Task item:
Could you set down exactly the lines in the records below between the line holding "pressure (GPa): 0.1" and the line holding "With one functional, cell", inclusive?

Supplied information:
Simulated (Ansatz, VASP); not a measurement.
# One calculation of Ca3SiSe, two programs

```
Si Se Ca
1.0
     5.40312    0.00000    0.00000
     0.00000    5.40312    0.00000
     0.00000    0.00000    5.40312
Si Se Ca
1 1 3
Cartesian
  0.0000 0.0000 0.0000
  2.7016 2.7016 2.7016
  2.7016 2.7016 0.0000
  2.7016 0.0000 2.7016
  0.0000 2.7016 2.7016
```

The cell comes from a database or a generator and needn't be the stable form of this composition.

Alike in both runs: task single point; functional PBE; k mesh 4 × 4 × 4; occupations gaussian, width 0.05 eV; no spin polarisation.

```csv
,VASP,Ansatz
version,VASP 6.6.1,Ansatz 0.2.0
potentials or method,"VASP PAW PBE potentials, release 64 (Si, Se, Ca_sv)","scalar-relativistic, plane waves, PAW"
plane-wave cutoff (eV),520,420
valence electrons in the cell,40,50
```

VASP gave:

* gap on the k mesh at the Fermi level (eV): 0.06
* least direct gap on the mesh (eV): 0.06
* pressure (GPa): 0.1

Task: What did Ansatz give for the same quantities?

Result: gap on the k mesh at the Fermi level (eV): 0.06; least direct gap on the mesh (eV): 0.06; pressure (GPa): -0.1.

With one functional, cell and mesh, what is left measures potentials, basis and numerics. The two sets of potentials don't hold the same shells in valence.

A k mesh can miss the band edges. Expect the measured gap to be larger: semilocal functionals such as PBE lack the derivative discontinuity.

Task result:
* pressure (GPa): 0.1

Task: What did Ansatz give for the same quantities?

Result: gap on the k mesh at the Fermi level (eV): 0.06; least direct gap on the mesh (eV): 0.06; pressure (GPa): -0.1.

With one functional, cell and mesh, what is left measures potentials, basis and numerics. The two sets of potentials don't hold the same shells in valence.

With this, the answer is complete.